Work task:
In your reply, reproduce the lines from the first one below to the line containing "about the bonding?", inclusive, exactly as they stand.

(Data section begins)

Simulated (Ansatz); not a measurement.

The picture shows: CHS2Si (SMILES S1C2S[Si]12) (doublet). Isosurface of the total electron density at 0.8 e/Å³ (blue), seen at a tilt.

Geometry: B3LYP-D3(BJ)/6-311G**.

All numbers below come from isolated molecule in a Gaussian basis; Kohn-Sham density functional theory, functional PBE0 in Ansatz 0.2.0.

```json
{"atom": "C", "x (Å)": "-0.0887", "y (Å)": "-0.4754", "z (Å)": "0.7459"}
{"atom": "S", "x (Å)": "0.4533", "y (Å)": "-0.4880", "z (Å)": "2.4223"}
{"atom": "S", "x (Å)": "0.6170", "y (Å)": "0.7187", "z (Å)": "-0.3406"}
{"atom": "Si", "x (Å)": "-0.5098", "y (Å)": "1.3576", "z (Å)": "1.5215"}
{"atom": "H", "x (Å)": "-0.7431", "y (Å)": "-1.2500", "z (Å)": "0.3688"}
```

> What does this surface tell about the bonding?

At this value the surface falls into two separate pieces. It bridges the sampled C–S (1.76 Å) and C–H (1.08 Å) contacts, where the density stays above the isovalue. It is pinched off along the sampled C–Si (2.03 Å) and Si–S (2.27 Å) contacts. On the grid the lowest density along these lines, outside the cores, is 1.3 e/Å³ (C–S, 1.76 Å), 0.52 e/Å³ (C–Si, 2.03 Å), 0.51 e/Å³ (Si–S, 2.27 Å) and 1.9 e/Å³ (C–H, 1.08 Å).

(Data section ends)

Written solution:
Simulated (Ansatz); not a measurement.

The picture shows: CHS2Si (SMILES S1C2S[Si]12) (doublet). Isosurface of the total electron density at 0.8 e/Å³ (blue), seen at a tilt.

Geometry: B3LYP-D3(BJ)/6-311G**.

All numbers below come from isolated molecule in a Gaussian basis; Kohn-Sham density functional theory, functional PBE0 in Ansatz 0.2.0.

```json
{"atom": "C", "x (Å)": "-0.0887", "y (Å)": "-0.4754", "z (Å)": "0.7459"}
{"atom": "S", "x (Å)": "0.4533", "y (Å)": "-0.4880", "z (Å)": "2.4223"}
{"atom": "S", "x (Å)": "0.6170", "y (Å)": "0.7187", "z (Å)": "-0.3406"}
{"atom": "Si", "x (Å)": "-0.5098", "y (Å)": "1.3576", "z (Å)": "1.5215"}
{"atom": "H", "x (Å)": "-0.7431", "y (Å)": "-1.2500", "z (Å)": "0.3688"}
```

> What does this surface tell about the bonding?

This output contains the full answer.